************

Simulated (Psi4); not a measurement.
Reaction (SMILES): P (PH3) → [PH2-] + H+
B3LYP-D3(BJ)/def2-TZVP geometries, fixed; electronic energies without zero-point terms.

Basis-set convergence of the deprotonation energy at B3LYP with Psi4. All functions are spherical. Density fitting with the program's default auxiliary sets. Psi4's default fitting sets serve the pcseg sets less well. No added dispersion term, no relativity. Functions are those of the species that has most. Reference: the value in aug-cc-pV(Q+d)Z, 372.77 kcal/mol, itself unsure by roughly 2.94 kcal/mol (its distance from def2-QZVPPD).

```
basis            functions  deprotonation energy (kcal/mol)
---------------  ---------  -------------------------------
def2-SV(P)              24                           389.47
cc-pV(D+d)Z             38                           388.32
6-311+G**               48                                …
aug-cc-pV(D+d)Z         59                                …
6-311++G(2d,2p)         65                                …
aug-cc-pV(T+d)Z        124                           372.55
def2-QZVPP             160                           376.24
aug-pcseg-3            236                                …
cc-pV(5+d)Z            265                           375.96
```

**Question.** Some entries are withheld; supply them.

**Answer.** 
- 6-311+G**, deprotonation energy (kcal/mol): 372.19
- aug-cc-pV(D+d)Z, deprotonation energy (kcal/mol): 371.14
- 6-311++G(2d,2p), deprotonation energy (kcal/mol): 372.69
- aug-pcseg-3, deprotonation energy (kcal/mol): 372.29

************

• **Activity**
Return, with no change at all, every line in the entries above from the line containing "Basis-set convergence of" through the line containing "- 6-311++G(2d,2p), deprotonation".

• **Exercise response**
Basis-set convergence of the deprotonation energy at B3LYP with Psi4. All functions are spherical. Density fitting with the program's default auxiliary sets. Psi4's default fitting sets serve the pcseg sets less well. No added dispersion term, no relativity. Functions are those of the species that has most. Reference: the value in aug-cc-pV(Q+d)Z, 372.77 kcal/mol, itself unsure by roughly 2.94 kcal/mol (its distance from def2-QZVPPD).

```
basis            functions  deprotonation energy (kcal/mol)
---------------  ---------  -------------------------------
def2-SV(P)              24                           389.47
cc-pV(D+d)Z             38                           388.32
6-311+G**               48                                …
aug-cc-pV(D+d)Z         59                                …
6-311++G(2d,2p)         65                                …
aug-cc-pV(T+d)Z        124                           372.55
def2-QZVPP             160                           376.24
aug-pcseg-3            236                                …
cc-pV(5+d)Z            265                           375.96
```

**Question.** Some entries are withheld; supply them.

**Answer.** 
- 6-311+G**, deprotonation energy (kcal/mol): 372.19
- aug-cc-pV(D+d)Z, deprotonation energy (kcal/mol): 371.14
- 6-311++G(2d,2p), deprotonation energy (kcal/mol): 372.69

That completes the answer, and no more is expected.